■ **Stored data**
▬▬▬

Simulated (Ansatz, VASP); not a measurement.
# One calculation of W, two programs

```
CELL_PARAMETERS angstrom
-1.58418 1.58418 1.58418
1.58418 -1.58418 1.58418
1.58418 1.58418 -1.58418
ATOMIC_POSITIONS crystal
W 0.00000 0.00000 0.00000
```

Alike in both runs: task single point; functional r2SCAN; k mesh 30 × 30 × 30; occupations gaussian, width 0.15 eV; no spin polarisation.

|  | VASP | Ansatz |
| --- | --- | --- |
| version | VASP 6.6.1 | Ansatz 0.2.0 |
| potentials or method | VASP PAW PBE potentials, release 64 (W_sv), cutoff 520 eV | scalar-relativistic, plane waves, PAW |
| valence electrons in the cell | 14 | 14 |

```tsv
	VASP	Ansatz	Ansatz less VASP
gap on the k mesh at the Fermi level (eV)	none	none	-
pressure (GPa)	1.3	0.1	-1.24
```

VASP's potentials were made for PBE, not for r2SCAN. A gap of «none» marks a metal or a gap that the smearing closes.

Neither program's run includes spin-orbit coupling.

▬▬▬

■ **Required action**
For each record above, give it again without a single change.

■ **Exercise response**
Simulated (Ansatz, VASP); not a measurement.
# One calculation of W, two programs

```
CELL_PARAMETERS angstrom
-1.58418 1.58418 1.58418
1.58418 -1.58418 1.58418
1.58418 1.58418 -1.58418
ATOMIC_POSITIONS crystal
W 0.00000 0.00000 0.00000
```

Alike in both runs: task single point; functional r2SCAN; k mesh 30 × 30 × 30; occupations gaussian, width 0.15 eV; no spin polarisation.

|  | VASP | Ansatz |
| --- | --- | --- |
| version | VASP 6.6.1 | Ansatz 0.2.0 |
| potentials or method | VASP PAW PBE potentials, release 64 (W_sv), cutoff 520 eV | scalar-relativistic, plane waves, PAW |
| valence electrons in the cell | 14 | 14 |

```tsv
	VASP	Ansatz	Ansatz less VASP
gap on the k mesh at the Fermi level (eV)	none	none	-
pressure (GPa)	1.3	0.1	-1.24
```

VASP's potentials were made for PBE, not for r2SCAN. A gap of «none» marks a metal or a gap that the smearing closes.

Neither program's run includes spin-orbit coupling.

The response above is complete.